#### [Work request]
Set out exactly, line by line, the stretch of data below that begins at the line containing "The counterpoise-corrected interaction" and ends at the line containing "-76.2748797 | -581.6360859 |", with both ends kept.

%%

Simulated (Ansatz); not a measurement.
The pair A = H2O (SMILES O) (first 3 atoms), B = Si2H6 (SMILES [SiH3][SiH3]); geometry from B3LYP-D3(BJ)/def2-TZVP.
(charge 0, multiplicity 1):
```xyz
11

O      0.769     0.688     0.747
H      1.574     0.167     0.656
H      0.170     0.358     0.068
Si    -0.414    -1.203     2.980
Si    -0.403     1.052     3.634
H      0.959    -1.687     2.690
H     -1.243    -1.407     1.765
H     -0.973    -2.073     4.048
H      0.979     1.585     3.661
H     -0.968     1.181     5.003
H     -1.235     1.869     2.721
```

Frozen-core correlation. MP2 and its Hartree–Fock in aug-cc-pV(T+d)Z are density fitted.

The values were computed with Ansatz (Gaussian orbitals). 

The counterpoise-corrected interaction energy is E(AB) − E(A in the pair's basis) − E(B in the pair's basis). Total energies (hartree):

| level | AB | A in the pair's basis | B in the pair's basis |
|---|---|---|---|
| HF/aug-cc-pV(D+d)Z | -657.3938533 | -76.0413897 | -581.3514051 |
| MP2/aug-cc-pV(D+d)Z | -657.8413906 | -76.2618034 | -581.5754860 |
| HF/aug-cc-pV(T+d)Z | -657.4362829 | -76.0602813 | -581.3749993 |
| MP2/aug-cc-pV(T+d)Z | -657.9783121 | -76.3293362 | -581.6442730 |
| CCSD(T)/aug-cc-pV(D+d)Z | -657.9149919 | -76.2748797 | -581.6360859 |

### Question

%%

#### [Reply]
The counterpoise-corrected interaction energy is E(AB) − E(A in the pair's basis) − E(B in the pair's basis). Total energies (hartree):

| level | AB | A in the pair's basis | B in the pair's basis |
|---|---|---|---|
| HF/aug-cc-pV(D+d)Z | -657.3938533 | -76.0413897 | -581.3514051 |
| MP2/aug-cc-pV(D+d)Z | -657.8413906 | -76.2618034 | -581.5754860 |
| HF/aug-cc-pV(T+d)Z | -657.4362829 | -76.0602813 | -581.3749993 |
| MP2/aug-cc-pV(T+d)Z | -657.9783121 | -76.3293362 | -581.6442730 |
| CCSD(T)/aug-cc-pV(D+d)Z | -657.9149919 | -76.2748797 | -581.6360859 |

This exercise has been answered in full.